**RECORDED DATA**
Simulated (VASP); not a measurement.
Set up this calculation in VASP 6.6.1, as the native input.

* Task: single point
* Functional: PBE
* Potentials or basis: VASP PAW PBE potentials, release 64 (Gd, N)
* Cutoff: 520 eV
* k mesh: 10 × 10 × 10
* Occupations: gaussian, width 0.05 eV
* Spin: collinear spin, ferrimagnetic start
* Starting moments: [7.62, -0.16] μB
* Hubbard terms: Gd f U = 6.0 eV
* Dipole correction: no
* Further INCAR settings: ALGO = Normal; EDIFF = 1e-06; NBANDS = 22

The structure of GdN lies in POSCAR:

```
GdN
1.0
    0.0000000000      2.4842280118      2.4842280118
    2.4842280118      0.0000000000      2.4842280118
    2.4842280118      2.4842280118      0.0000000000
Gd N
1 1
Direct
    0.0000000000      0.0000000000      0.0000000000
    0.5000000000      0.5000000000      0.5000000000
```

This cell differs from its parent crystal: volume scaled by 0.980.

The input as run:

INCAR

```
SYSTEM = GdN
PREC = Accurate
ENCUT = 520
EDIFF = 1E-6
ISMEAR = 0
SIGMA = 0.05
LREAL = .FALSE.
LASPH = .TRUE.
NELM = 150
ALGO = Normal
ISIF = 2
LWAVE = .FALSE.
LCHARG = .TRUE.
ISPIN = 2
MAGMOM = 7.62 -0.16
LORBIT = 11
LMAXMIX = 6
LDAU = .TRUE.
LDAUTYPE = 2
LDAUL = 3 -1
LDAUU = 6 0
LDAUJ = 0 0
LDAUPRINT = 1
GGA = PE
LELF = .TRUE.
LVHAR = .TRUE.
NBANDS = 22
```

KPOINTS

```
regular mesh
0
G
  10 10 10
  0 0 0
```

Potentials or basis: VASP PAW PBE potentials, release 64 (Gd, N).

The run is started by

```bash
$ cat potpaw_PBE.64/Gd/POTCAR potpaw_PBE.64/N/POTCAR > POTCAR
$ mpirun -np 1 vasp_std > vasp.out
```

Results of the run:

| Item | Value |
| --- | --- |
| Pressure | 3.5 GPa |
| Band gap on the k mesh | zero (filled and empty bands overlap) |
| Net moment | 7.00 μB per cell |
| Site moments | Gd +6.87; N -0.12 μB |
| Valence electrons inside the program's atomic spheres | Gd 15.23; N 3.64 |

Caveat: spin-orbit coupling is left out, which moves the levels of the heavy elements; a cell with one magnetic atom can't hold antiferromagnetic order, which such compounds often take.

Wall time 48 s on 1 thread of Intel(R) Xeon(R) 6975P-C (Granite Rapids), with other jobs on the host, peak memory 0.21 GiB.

**REQUIREMENT**
Of the entries listed above, reproduce only the lines starting at the line containing "f U = 6.0 eV" and ending at the line containing "Pressure | 3.5 GPa |". Include both, exactly as they stand.

**EXERCISE RESULT**
* Hubbard terms: Gd f U = 6.0 eV
* Dipole correction: no
* Further INCAR settings: ALGO = Normal; EDIFF = 1e-06; NBANDS = 22

The structure of GdN lies in POSCAR:

```
GdN
1.0
    0.0000000000      2.4842280118      2.4842280118
    2.4842280118      0.0000000000      2.4842280118
    2.4842280118      2.4842280118      0.0000000000
Gd N
1 1
Direct
    0.0000000000      0.0000000000      0.0000000000
    0.5000000000      0.5000000000      0.5000000000
```

This cell differs from its parent crystal: volume scaled by 0.980.

The input as run:

INCAR

```
SYSTEM = GdN
PREC = Accurate
ENCUT = 520
EDIFF = 1E-6
ISMEAR = 0
SIGMA = 0.05
LREAL = .FALSE.
LASPH = .TRUE.
NELM = 150
ALGO = Normal
ISIF = 2
LWAVE = .FALSE.
LCHARG = .TRUE.
ISPIN = 2
MAGMOM = 7.62 -0.16
LORBIT = 11
LMAXMIX = 6
LDAU = .TRUE.
LDAUTYPE = 2
LDAUL = 3 -1
LDAUU = 6 0
LDAUJ = 0 0
LDAUPRINT = 1
GGA = PE
LELF = .TRUE.
LVHAR = .TRUE.
NBANDS = 22
```

KPOINTS

```
regular mesh
0
G
  10 10 10
  0 0 0
```

Potentials or basis: VASP PAW PBE potentials, release 64 (Gd, N).

The run is started by

```bash
$ cat potpaw_PBE.64/Gd/POTCAR potpaw_PBE.64/N/POTCAR > POTCAR
$ mpirun -np 1 vasp_std > vasp.out
```

Results of the run:

| Item | Value |
| --- | --- |
| Pressure | 3.5 GPa |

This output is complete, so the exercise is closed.